• Assigned task:
Will you return, word for word, only the lines from the top of the data below down to and including the one with "Basis 6-31G. Noble-gas"?

• Given information:
:::

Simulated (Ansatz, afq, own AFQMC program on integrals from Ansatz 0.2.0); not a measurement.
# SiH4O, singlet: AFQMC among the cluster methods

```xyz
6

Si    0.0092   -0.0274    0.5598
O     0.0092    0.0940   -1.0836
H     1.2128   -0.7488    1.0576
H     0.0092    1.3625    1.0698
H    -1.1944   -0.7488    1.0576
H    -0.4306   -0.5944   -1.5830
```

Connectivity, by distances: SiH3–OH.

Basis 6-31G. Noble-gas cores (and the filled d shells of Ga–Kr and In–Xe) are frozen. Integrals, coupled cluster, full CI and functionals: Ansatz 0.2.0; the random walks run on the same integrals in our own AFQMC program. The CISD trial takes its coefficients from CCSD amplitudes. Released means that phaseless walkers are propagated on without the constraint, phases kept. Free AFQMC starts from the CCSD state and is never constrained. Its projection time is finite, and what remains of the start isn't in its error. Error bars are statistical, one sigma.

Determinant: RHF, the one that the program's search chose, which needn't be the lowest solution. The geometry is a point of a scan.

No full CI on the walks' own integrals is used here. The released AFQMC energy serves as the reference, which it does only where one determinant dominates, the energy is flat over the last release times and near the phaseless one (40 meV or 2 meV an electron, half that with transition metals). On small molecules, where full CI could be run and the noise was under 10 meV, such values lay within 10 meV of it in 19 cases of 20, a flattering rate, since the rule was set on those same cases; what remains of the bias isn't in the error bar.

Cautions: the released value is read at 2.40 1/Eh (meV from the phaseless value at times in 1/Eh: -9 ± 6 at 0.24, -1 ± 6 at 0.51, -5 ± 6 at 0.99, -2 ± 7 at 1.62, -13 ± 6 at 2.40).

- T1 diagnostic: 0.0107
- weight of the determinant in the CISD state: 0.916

:::

• Answer area:
Simulated (Ansatz, afq, own AFQMC program on integrals from Ansatz 0.2.0); not a measurement.
# SiH4O, singlet: AFQMC among the cluster methods

```xyz
6

Si    0.0092   -0.0274    0.5598
O     0.0092    0.0940   -1.0836
H     1.2128   -0.7488    1.0576
H     0.0092    1.3625    1.0698
H    -1.1944   -0.7488    1.0576
H    -0.4306   -0.5944   -1.5830
```

Connectivity, by distances: SiH3–OH.

Basis 6-31G. Noble-gas cores (and the filled d shells of Ga–Kr and In–Xe) are frozen. Integrals, coupled cluster, full CI and functionals: Ansatz 0.2.0; the random walks run on the same integrals in our own AFQMC program. The CISD trial takes its coefficients from CCSD amplitudes. Released means that phaseless walkers are propagated on without the constraint, phases kept. Free AFQMC starts from the CCSD state and is never constrained. Its projection time is finite, and what remains of the start isn't in its error. Error bars are statistical, one sigma.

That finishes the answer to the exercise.